__Task item__
Could you copy every record below exactly as it stands?

_____

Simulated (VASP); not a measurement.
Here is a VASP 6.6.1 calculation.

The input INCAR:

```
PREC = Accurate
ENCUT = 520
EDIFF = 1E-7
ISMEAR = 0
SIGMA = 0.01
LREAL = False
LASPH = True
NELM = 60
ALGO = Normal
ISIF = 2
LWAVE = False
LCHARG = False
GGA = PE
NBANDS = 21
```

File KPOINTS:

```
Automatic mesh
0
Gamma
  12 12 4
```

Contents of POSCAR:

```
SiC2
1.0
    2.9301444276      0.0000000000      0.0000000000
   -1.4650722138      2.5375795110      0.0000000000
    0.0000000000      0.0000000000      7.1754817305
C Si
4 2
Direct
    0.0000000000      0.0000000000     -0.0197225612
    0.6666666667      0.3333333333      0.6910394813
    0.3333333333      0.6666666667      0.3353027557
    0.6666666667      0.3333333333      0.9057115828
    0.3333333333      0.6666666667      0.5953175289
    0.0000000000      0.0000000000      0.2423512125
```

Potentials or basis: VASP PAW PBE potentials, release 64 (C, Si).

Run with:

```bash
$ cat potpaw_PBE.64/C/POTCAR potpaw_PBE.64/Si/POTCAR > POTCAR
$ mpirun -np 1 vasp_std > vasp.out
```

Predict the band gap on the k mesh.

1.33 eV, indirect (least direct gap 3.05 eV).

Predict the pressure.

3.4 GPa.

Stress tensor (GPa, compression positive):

_____

__Response box__
Simulated (VASP); not a measurement.
Here is a VASP 6.6.1 calculation.

The input INCAR:

```
PREC = Accurate
ENCUT = 520
EDIFF = 1E-7
ISMEAR = 0
SIGMA = 0.01
LREAL = False
LASPH = True
NELM = 60
ALGO = Normal
ISIF = 2
LWAVE = False
LCHARG = False
GGA = PE
NBANDS = 21
```

File KPOINTS:

```
Automatic mesh
0
Gamma
  12 12 4
```

Contents of POSCAR:

```
SiC2
1.0
    2.9301444276      0.0000000000      0.0000000000
   -1.4650722138      2.5375795110      0.0000000000
    0.0000000000      0.0000000000      7.1754817305
C Si
4 2
Direct
    0.0000000000      0.0000000000     -0.0197225612
    0.6666666667      0.3333333333      0.6910394813
    0.3333333333      0.6666666667      0.3353027557
    0.6666666667      0.3333333333      0.9057115828
    0.3333333333      0.6666666667      0.5953175289
    0.0000000000      0.0000000000      0.2423512125
```

Potentials or basis: VASP PAW PBE potentials, release 64 (C, Si).

Run with:

```bash
$ cat potpaw_PBE.64/C/POTCAR potpaw_PBE.64/Si/POTCAR > POTCAR
$ mpirun -np 1 vasp_std > vasp.out
```

Predict the band gap on the k mesh.

1.33 eV, indirect (least direct gap 3.05 eV).

Predict the pressure.

3.4 GPa.

Stress tensor (GPa, compression positive):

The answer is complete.